········

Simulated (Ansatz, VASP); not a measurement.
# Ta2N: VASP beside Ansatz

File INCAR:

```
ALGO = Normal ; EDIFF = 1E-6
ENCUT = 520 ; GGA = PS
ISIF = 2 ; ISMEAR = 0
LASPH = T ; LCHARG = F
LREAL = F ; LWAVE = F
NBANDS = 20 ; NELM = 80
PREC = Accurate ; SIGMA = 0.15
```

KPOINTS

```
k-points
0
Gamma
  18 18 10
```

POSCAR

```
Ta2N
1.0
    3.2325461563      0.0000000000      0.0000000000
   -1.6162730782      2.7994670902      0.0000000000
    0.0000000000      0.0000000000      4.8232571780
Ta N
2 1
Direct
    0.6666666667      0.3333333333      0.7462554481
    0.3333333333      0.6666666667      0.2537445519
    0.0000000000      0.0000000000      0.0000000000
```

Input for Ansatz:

········

**ASSIGNMENT**. None of the records may be omitted; each is to be printed exactly.

**REPLY**.
Simulated (Ansatz, VASP); not a measurement.
# Ta2N: VASP beside Ansatz

File INCAR:

```
ALGO = Normal ; EDIFF = 1E-6
ENCUT = 520 ; GGA = PS
ISIF = 2 ; ISMEAR = 0
LASPH = T ; LCHARG = F
LREAL = F ; LWAVE = F
NBANDS = 20 ; NELM = 80
PREC = Accurate ; SIGMA = 0.15
```

KPOINTS

```
k-points
0
Gamma
  18 18 10
```

POSCAR

```
Ta2N
1.0
    3.2325461563      0.0000000000      0.0000000000
   -1.6162730782      2.7994670902      0.0000000000
    0.0000000000      0.0000000000      4.8232571780
Ta N
2 1
Direct
    0.6666666667      0.3333333333      0.7462554481
    0.3333333333      0.6666666667      0.2537445519
    0.0000000000      0.0000000000      0.0000000000
```

Input for Ansatz:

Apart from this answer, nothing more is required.